*** DATASET ENTRIES ***
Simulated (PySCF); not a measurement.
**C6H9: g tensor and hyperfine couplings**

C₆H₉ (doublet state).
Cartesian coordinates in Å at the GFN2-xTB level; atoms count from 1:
*** End of DATASET ENTRIES ***

-- ASSIGNED TASK --
Print all the lines exactly as they occur in the listing.

-- TASK ANSWER --
Simulated (PySCF); not a measurement.
**C6H9: g tensor and hyperfine couplings**

C₆H₉ (doublet state).
Cartesian coordinates in Å at the GFN2-xTB level; atoms count from 1:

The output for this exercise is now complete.